[WORK INSTRUCTION] The output is to match the entries below character for character.

======== DATA FOR REVIEW

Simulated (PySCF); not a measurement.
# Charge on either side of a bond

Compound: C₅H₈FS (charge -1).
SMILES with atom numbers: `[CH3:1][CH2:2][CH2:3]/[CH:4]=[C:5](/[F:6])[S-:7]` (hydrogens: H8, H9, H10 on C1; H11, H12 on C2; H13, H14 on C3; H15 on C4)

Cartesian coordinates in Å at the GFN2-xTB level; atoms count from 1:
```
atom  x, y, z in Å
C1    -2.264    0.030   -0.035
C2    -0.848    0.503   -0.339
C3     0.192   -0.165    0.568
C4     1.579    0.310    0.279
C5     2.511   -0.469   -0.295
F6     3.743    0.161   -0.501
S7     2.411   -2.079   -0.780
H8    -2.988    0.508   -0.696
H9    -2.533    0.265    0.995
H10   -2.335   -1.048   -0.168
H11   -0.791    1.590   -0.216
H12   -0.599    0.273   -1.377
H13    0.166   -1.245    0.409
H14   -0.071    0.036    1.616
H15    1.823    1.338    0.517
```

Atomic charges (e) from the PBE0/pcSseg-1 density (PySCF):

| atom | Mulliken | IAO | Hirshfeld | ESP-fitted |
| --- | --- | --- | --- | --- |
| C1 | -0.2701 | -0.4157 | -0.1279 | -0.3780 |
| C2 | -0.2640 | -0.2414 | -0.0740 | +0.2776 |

================

[ANSWER SECTION]
Simulated (PySCF); not a measurement.
# Charge on either side of a bond

Compound: C₅H₈FS (charge -1).
SMILES with atom numbers: `[CH3:1][CH2:2][CH2:3]/[CH:4]=[C:5](/[F:6])[S-:7]` (hydrogens: H8, H9, H10 on C1; H11, H12 on C2; H13, H14 on C3; H15 on C4)

Cartesian coordinates in Å at the GFN2-xTB level; atoms count from 1:
```
atom  x, y, z in Å
C1    -2.264    0.030   -0.035
C2    -0.848    0.503   -0.339
C3     0.192   -0.165    0.568
C4     1.579    0.310    0.279
C5     2.511   -0.469   -0.295
F6     3.743    0.161   -0.501
S7     2.411   -2.079   -0.780
H8    -2.988    0.508   -0.696
H9    -2.533    0.265    0.995
H10   -2.335   -1.048   -0.168
H11   -0.791    1.590   -0.216
H12   -0.599    0.273   -1.377
H13    0.166   -1.245    0.409
H14   -0.071    0.036    1.616
H15    1.823    1.338    0.517
```

Atomic charges (e) from the PBE0/pcSseg-1 density (PySCF):

| atom | Mulliken | IAO | Hirshfeld | ESP-fitted |
| --- | --- | --- | --- | --- |
| C1 | -0.2701 | -0.4157 | -0.1279 | -0.3780 |
| C2 | -0.2640 | -0.2414 | -0.0740 | +0.2776 |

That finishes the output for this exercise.